--- RECORDS SHOWN Enclosed Below ---

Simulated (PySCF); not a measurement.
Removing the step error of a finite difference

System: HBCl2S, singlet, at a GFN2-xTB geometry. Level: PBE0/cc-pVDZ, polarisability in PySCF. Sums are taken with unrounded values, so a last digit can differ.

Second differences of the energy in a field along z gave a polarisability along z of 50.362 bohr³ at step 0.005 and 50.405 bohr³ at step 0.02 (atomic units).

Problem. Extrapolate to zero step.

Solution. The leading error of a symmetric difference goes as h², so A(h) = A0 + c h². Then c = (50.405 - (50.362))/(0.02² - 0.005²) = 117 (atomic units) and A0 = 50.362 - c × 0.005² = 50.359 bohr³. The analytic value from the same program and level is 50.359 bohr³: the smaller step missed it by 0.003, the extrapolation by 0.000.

--- End of Enclosed RECORDS SHOWN ---

» ASSIGNED TASK: Take the lines from the first line of the records through the line holding "System: HBCl2S, singlet, at", both included, and please reproduce them exactly with nothing added.

» EXERCISE OUTPUT:
Simulated (PySCF); not a measurement.
Removing the step error of a finite difference

System: HBCl2S, singlet, at a GFN2-xTB geometry. Level: PBE0/cc-pVDZ, polarisability in PySCF. Sums are taken with unrounded values, so a last digit can differ.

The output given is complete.